◆ Dataset entries ◆
....

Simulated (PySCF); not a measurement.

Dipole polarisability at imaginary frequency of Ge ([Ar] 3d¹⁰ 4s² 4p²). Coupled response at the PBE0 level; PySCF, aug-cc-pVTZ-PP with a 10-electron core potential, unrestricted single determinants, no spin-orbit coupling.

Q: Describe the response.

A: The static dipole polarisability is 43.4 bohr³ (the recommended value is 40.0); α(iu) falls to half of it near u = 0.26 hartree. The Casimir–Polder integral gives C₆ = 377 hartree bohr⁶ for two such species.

....

◆ Work item ◆
Whatever appears in the material must be set down again, word for word.

◆ Worked solution ◆
Simulated (PySCF); not a measurement.

Dipole polarisability at imaginary frequency of Ge ([Ar] 3d¹⁰ 4s² 4p²). Coupled response at the PBE0 level; PySCF, aug-cc-pVTZ-PP with a 10-electron core potential, unrestricted single determinants, no spin-orbit coupling.

Q: Describe the response.

A: The static dipole polarisability is 43.4 bohr³ (the recommended value is 40.0); α(iu) falls to half of it near u = 0.26 hartree. The Casimir–Polder integral gives C₆ = 377 hartree bohr⁶ for two such species.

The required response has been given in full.